Start of DATA SECTION

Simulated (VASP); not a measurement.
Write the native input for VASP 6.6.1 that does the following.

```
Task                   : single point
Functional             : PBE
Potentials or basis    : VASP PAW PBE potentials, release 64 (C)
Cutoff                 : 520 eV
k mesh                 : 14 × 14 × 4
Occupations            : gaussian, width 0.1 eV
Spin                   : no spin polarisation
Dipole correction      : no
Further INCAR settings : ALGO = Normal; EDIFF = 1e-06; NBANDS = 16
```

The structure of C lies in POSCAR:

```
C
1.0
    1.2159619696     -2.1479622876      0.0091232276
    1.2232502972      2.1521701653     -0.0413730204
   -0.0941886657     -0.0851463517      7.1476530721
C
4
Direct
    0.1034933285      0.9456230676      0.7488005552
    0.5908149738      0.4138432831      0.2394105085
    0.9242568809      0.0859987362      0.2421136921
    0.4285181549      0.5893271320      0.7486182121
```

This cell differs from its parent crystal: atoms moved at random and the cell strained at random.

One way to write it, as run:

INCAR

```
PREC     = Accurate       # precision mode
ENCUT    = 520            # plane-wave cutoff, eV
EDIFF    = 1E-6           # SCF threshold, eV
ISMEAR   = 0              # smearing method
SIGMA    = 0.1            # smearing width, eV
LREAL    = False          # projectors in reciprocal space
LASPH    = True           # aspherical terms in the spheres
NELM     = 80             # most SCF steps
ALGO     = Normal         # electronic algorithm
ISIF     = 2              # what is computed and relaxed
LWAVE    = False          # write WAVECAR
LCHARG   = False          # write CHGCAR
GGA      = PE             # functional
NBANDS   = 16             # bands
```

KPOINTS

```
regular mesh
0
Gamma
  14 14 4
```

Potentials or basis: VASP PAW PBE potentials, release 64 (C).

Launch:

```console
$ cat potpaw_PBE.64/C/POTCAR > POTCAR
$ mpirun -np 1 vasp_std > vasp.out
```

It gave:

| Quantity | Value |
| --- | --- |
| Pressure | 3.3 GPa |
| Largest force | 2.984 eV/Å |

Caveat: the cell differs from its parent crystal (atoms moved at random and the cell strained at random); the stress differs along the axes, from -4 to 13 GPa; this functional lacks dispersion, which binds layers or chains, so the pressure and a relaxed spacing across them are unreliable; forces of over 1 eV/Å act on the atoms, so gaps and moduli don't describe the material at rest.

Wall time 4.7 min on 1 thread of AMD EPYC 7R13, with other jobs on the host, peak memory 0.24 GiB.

End of DATA SECTION

### ASSIGNMENT:
Transcribe the listing above line for line, from the first line to the line containing "This cell differs", inclusive, with no other lines.

### RESPONSE BOX:
Simulated (VASP); not a measurement.
Write the native input for VASP 6.6.1 that does the following.

```
Task                   : single point
Functional             : PBE
Potentials or basis    : VASP PAW PBE potentials, release 64 (C)
Cutoff                 : 520 eV
k mesh                 : 14 × 14 × 4
Occupations            : gaussian, width 0.1 eV
Spin                   : no spin polarisation
Dipole correction      : no
Further INCAR settings : ALGO = Normal; EDIFF = 1e-06; NBANDS = 16
```

The structure of C lies in POSCAR:

```
C
1.0
    1.2159619696     -2.1479622876      0.0091232276
    1.2232502972      2.1521701653     -0.0413730204
   -0.0941886657     -0.0851463517      7.1476530721
C
4
Direct
    0.1034933285      0.9456230676      0.7488005552
    0.5908149738      0.4138432831      0.2394105085
    0.9242568809      0.0859987362      0.2421136921
    0.4285181549      0.5893271320      0.7486182121
```

This cell differs from its parent crystal: atoms moved at random and the cell strained at random.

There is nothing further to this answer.